* [WORK ITEM]
From the first line of the data through the line containing "Program: Ansatz 0.2.0, Gaussian", return each line exactly.

* [DATASET EXCERPTS]
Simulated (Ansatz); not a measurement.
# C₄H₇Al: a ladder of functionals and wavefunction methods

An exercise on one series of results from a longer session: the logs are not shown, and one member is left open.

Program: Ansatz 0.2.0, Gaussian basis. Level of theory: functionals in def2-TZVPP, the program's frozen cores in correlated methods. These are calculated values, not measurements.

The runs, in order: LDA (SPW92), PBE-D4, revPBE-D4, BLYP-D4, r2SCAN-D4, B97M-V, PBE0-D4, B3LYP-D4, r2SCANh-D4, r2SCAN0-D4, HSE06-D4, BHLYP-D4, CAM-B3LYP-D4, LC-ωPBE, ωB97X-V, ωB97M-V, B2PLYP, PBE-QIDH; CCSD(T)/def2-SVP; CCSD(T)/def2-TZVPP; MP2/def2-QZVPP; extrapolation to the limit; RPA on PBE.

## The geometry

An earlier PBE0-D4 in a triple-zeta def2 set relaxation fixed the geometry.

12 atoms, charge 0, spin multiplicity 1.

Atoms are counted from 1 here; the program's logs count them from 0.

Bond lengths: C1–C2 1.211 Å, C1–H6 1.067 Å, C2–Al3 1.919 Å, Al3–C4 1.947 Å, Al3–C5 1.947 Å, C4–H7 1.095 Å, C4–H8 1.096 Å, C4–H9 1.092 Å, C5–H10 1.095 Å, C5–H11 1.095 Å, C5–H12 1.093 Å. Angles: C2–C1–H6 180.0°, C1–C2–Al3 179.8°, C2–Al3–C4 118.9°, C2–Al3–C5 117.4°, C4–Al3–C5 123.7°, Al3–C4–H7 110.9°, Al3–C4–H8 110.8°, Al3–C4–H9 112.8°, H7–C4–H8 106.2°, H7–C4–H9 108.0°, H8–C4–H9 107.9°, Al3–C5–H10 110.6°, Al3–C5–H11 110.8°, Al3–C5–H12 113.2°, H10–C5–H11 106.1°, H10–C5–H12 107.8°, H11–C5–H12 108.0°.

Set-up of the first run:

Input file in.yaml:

* [WRITTEN RESPONSE]
Simulated (Ansatz); not a measurement.
# C₄H₇Al: a ladder of functionals and wavefunction methods

An exercise on one series of results from a longer session: the logs are not shown, and one member is left open.

Program: Ansatz 0.2.0, Gaussian basis. Level of theory: functionals in def2-TZVPP, the program's frozen cores in correlated methods. These are calculated values, not measurements.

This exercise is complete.